<<<<

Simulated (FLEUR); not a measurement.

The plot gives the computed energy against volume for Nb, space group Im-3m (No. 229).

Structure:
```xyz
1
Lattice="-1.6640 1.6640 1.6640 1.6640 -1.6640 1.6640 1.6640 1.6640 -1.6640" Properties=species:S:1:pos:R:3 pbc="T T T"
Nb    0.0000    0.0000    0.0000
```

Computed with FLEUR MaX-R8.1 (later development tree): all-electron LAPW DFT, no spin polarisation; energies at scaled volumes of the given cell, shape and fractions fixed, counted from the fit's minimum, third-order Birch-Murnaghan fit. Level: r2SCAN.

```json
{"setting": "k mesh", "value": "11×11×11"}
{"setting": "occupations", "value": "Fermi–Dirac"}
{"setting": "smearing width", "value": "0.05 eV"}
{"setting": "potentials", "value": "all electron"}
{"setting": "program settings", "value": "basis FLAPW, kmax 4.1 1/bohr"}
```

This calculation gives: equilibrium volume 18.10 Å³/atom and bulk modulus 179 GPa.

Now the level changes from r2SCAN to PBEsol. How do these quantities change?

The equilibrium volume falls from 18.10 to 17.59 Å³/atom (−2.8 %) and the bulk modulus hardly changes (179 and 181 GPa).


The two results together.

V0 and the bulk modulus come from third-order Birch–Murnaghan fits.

>>>>

### Required action:
Word for word, set down all of the material.

### Written response:
Simulated (FLEUR); not a measurement.

The plot gives the computed energy against volume for Nb, space group Im-3m (No. 229).

Structure:
```xyz
1
Lattice="-1.6640 1.6640 1.6640 1.6640 -1.6640 1.6640 1.6640 1.6640 -1.6640" Properties=species:S:1:pos:R:3 pbc="T T T"
Nb    0.0000    0.0000    0.0000
```

Computed with FLEUR MaX-R8.1 (later development tree): all-electron LAPW DFT, no spin polarisation; energies at scaled volumes of the given cell, shape and fractions fixed, counted from the fit's minimum, third-order Birch-Murnaghan fit. Level: r2SCAN.

```json
{"setting": "k mesh", "value": "11×11×11"}
{"setting": "occupations", "value": "Fermi–Dirac"}
{"setting": "smearing width", "value": "0.05 eV"}
{"setting": "potentials", "value": "all electron"}
{"setting": "program settings", "value": "basis FLAPW, kmax 4.1 1/bohr"}
```

This calculation gives: equilibrium volume 18.10 Å³/atom and bulk modulus 179 GPa.

Now the level changes from r2SCAN to PBEsol. How do these quantities change?

The equilibrium volume falls from 18.10 to 17.59 Å³/atom (−2.8 %) and the bulk modulus hardly changes (179 and 181 GPa).


The two results together.

V0 and the bulk modulus come from third-order Birch–Murnaghan fits.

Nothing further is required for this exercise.